▶ [Requirement] Starting with the first line and ending with the one that holds "Strained alloy layer", retype the entries exactly.

==== Information given ====
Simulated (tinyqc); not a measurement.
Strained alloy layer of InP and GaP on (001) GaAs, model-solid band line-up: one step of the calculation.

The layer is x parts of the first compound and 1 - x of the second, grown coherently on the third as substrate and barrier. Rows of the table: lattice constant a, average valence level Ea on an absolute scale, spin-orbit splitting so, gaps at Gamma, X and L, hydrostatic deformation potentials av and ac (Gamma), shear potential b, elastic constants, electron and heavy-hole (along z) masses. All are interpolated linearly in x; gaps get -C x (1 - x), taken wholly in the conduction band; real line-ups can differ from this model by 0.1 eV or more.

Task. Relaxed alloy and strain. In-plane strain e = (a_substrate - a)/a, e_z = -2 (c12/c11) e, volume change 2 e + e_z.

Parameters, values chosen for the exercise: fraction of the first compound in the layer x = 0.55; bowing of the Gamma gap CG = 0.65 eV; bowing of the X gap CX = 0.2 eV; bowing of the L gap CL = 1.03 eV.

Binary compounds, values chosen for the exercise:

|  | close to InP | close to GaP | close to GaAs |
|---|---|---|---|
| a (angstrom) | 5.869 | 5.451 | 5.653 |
====

▶ [Written response]
Simulated (tinyqc); not a measurement.
Strained alloy layer of InP and GaP on (001) GaAs, model-solid band line-up: one step of the calculation.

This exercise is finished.